BEGIN

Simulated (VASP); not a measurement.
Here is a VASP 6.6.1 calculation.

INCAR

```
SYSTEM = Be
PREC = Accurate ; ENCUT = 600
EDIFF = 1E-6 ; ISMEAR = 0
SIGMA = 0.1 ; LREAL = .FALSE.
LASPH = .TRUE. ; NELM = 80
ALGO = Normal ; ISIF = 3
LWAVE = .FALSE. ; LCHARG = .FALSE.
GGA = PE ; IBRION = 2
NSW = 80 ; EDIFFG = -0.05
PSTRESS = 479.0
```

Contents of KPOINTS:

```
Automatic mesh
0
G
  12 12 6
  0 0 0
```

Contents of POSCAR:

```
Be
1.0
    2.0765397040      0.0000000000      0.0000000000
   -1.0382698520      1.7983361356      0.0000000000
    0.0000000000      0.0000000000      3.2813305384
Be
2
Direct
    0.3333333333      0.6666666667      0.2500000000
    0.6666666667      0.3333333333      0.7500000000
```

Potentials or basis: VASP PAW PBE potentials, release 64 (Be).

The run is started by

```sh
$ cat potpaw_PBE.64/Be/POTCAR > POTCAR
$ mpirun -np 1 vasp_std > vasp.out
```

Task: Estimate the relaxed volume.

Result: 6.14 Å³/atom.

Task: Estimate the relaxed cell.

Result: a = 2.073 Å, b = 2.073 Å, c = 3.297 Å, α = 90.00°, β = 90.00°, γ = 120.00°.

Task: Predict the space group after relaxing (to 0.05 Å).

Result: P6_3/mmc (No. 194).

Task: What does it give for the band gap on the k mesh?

END

Work request:
Reproduce, exactly, all the lines shown above.

Task output:
Simulated (VASP); not a measurement.
Here is a VASP 6.6.1 calculation.

INCAR

```
SYSTEM = Be
PREC = Accurate ; ENCUT = 600
EDIFF = 1E-6 ; ISMEAR = 0
SIGMA = 0.1 ; LREAL = .FALSE.
LASPH = .TRUE. ; NELM = 80
ALGO = Normal ; ISIF = 3
LWAVE = .FALSE. ; LCHARG = .FALSE.
GGA = PE ; IBRION = 2
NSW = 80 ; EDIFFG = -0.05
PSTRESS = 479.0
```

Contents of KPOINTS:

```
Automatic mesh
0
G
  12 12 6
  0 0 0
```

Contents of POSCAR:

```
Be
1.0
    2.0765397040      0.0000000000      0.0000000000
   -1.0382698520      1.7983361356      0.0000000000
    0.0000000000      0.0000000000      3.2813305384
Be
2
Direct
    0.3333333333      0.6666666667      0.2500000000
    0.6666666667      0.3333333333      0.7500000000
```

Potentials or basis: VASP PAW PBE potentials, release 64 (Be).

The run is started by

```sh
$ cat potpaw_PBE.64/Be/POTCAR > POTCAR
$ mpirun -np 1 vasp_std > vasp.out
```

Task: Estimate the relaxed volume.

Result: 6.14 Å³/atom.

Task: Estimate the relaxed cell.

Result: a = 2.073 Å, b = 2.073 Å, c = 3.297 Å, α = 90.00°, β = 90.00°, γ = 120.00°.

Task: Predict the space group after relaxing (to 0.05 Å).

Result: P6_3/mmc (No. 194).

Task: What does it give for the band gap on the k mesh?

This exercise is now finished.